**Requirement**
Would you please give all the lines below again, exactly as they stand?

───── Record set ─────
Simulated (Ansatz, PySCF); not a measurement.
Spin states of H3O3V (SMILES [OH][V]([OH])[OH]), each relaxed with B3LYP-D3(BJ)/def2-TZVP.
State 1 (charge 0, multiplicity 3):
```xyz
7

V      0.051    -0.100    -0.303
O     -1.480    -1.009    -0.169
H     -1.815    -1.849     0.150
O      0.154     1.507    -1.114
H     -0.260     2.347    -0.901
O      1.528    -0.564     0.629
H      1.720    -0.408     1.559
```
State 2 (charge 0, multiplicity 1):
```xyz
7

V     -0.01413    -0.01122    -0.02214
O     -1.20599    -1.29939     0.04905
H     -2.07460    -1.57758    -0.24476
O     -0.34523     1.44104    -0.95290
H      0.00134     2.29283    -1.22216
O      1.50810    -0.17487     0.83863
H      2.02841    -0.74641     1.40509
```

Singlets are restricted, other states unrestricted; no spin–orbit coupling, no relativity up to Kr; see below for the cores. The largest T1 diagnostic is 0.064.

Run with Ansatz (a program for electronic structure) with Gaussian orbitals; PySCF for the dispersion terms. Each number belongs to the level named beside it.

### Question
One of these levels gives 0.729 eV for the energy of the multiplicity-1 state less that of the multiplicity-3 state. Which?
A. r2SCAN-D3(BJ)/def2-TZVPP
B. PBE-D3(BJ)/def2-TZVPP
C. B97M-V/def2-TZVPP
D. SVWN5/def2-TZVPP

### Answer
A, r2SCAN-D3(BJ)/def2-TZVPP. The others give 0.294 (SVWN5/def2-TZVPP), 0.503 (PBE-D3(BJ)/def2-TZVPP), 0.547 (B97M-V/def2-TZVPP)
─────

**Task result**
Simulated (Ansatz, PySCF); not a measurement.
Spin states of H3O3V (SMILES [OH][V]([OH])[OH]), each relaxed with B3LYP-D3(BJ)/def2-TZVP.
State 1 (charge 0, multiplicity 3):
```xyz
7

V      0.051    -0.100    -0.303
O     -1.480    -1.009    -0.169
H     -1.815    -1.849     0.150
O      0.154     1.507    -1.114
H     -0.260     2.347    -0.901
O      1.528    -0.564     0.629
H      1.720    -0.408     1.559
```
State 2 (charge 0, multiplicity 1):
```xyz
7

V     -0.01413    -0.01122    -0.02214
O     -1.20599    -1.29939     0.04905
H     -2.07460    -1.57758    -0.24476
O     -0.34523     1.44104    -0.95290
H      0.00134     2.29283    -1.22216
O      1.50810    -0.17487     0.83863
H      2.02841    -0.74641     1.40509
```

Singlets are restricted, other states unrestricted; no spin–orbit coupling, no relativity up to Kr; see below for the cores. The largest T1 diagnostic is 0.064.

Run with Ansatz (a program for electronic structure) with Gaussian orbitals; PySCF for the dispersion terms. Each number belongs to the level named beside it.

### Question
One of these levels gives 0.729 eV for the energy of the multiplicity-1 state less that of the multiplicity-3 state. Which?
A. r2SCAN-D3(BJ)/def2-TZVPP
B. PBE-D3(BJ)/def2-TZVPP
C. B97M-V/def2-TZVPP
D. SVWN5/def2-TZVPP

### Answer
A, r2SCAN-D3(BJ)/def2-TZVPP. The others give 0.294 (SVWN5/def2-TZVPP), 0.503 (PBE-D3(BJ)/def2-TZVPP), 0.547 (B97M-V/def2-TZVPP)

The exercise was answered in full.